Data extract:
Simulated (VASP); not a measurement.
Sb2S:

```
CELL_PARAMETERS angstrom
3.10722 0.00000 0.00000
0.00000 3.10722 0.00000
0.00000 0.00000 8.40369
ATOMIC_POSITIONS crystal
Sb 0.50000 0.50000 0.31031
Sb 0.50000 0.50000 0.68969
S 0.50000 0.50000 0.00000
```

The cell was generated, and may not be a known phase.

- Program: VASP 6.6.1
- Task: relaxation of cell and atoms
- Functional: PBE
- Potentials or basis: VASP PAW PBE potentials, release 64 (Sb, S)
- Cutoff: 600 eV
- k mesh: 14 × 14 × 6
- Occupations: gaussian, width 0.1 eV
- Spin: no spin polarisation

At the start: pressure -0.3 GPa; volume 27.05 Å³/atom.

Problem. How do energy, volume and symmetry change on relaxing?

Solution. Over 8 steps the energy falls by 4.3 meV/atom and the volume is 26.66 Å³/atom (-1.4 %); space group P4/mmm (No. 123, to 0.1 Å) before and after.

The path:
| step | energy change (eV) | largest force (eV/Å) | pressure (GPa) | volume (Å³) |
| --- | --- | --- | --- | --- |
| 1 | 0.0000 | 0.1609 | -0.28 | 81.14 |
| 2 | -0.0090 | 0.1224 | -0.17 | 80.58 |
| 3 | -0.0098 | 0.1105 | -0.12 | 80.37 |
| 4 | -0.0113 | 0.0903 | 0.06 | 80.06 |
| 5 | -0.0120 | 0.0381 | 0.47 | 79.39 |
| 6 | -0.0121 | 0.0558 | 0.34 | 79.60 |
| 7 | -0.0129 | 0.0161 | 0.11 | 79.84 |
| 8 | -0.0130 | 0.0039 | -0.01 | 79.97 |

Activity: Transcribe all the entries exactly, as they stand.

Answer box:
Simulated (VASP); not a measurement.
Sb2S:

```
CELL_PARAMETERS angstrom
3.10722 0.00000 0.00000
0.00000 3.10722 0.00000
0.00000 0.00000 8.40369
ATOMIC_POSITIONS crystal
Sb 0.50000 0.50000 0.31031
Sb 0.50000 0.50000 0.68969
S 0.50000 0.50000 0.00000
```

The cell was generated, and may not be a known phase.

- Program: VASP 6.6.1
- Task: relaxation of cell and atoms
- Functional: PBE
- Potentials or basis: VASP PAW PBE potentials, release 64 (Sb, S)
- Cutoff: 600 eV
- k mesh: 14 × 14 × 6
- Occupations: gaussian, width 0.1 eV
- Spin: no spin polarisation

At the start: pressure -0.3 GPa; volume 27.05 Å³/atom.

Problem. How do energy, volume and symmetry change on relaxing?

Solution. Over 8 steps the energy falls by 4.3 meV/atom and the volume is 26.66 Å³/atom (-1.4 %); space group P4/mmm (No. 123, to 0.1 Å) before and after.

The path:
| step | energy change (eV) | largest force (eV/Å) | pressure (GPa) | volume (Å³) |
| --- | --- | --- | --- | --- |
| 1 | 0.0000 | 0.1609 | -0.28 | 81.14 |
| 2 | -0.0090 | 0.1224 | -0.17 | 80.58 |
| 3 | -0.0098 | 0.1105 | -0.12 | 80.37 |
| 4 | -0.0113 | 0.0903 | 0.06 | 80.06 |
| 5 | -0.0120 | 0.0381 | 0.47 | 79.39 |
| 6 | -0.0121 | 0.0558 | 0.34 | 79.60 |
| 7 | -0.0129 | 0.0161 | 0.11 | 79.84 |
| 8 | -0.0130 | 0.0039 | -0.01 | 79.97 |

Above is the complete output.